Nothing but the data itself, reproduced exactly, is the expected answer.

________________________

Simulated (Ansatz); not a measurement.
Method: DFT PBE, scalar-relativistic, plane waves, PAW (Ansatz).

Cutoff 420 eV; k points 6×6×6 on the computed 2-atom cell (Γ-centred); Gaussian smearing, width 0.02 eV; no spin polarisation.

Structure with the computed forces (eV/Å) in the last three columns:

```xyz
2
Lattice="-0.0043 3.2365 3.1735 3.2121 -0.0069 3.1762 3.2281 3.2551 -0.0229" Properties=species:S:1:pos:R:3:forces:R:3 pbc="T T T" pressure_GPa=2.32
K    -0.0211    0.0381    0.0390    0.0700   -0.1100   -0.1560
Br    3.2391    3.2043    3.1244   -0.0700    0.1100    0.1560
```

________________________

*Answer box:*
Simulated (Ansatz); not a measurement.
Method: DFT PBE, scalar-relativistic, plane waves, PAW (Ansatz).

Cutoff 420 eV; k points 6×6×6 on the computed 2-atom cell (Γ-centred); Gaussian smearing, width 0.02 eV; no spin polarisation.

Structure with the computed forces (eV/Å) in the last three columns:

```xyz
2
Lattice="-0.0043 3.2365 3.1735 3.2121 -0.0069 3.1762 3.2281 3.2551 -0.0229" Properties=species:S:1:pos:R:3:forces:R:3 pbc="T T T" pressure_GPa=2.32
K    -0.0211    0.0381    0.0390    0.0700   -0.1100   -0.1560
Br    3.2391    3.2043    3.1244   -0.0700    0.1100    0.1560
```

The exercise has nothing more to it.